> Entries provided
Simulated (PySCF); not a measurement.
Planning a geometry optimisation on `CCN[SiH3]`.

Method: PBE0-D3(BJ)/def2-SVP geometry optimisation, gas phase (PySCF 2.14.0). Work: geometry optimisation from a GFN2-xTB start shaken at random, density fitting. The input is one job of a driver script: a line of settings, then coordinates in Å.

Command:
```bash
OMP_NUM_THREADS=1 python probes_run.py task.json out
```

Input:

> Work task
Your output should be the listing's lines, exact and complete, from its first line to the line that contains "Planning a geometry", inclusive.

> Exercise output
Simulated (PySCF); not a measurement.
Planning a geometry optimisation on `CCN[SiH3]`.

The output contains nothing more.